Activity — Every entry must be output exactly as it was written.

[Start of section]
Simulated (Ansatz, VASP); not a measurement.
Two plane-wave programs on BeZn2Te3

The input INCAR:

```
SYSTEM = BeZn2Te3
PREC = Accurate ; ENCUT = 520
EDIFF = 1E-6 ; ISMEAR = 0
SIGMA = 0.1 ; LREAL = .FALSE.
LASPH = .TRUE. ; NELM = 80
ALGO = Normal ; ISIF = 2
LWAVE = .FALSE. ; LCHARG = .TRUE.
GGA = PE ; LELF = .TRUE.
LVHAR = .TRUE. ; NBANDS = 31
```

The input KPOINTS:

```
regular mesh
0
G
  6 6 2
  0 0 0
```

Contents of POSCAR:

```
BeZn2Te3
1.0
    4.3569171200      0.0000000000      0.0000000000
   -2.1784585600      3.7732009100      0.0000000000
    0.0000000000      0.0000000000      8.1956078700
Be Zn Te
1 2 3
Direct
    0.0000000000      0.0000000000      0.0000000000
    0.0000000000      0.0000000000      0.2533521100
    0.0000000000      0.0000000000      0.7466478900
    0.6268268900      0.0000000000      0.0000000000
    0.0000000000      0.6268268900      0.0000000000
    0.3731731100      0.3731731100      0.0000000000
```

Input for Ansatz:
[End of section]

Answer section —
Simulated (Ansatz, VASP); not a measurement.
Two plane-wave programs on BeZn2Te3

The input INCAR:

```
SYSTEM = BeZn2Te3
PREC = Accurate ; ENCUT = 520
EDIFF = 1E-6 ; ISMEAR = 0
SIGMA = 0.1 ; LREAL = .FALSE.
LASPH = .TRUE. ; NELM = 80
ALGO = Normal ; ISIF = 2
LWAVE = .FALSE. ; LCHARG = .TRUE.
GGA = PE ; LELF = .TRUE.
LVHAR = .TRUE. ; NBANDS = 31
```

The input KPOINTS:

```
regular mesh
0
G
  6 6 2
  0 0 0
```

Contents of POSCAR:

```
BeZn2Te3
1.0
    4.3569171200      0.0000000000      0.0000000000
   -2.1784585600      3.7732009100      0.0000000000
    0.0000000000      0.0000000000      8.1956078700
Be Zn Te
1 2 3
Direct
    0.0000000000      0.0000000000      0.0000000000
    0.0000000000      0.0000000000      0.2533521100
    0.0000000000      0.0000000000      0.7466478900
    0.6268268900      0.0000000000      0.0000000000
    0.0000000000      0.6268268900      0.0000000000
    0.3731731100      0.3731731100      0.0000000000
```

Input for Ansatz:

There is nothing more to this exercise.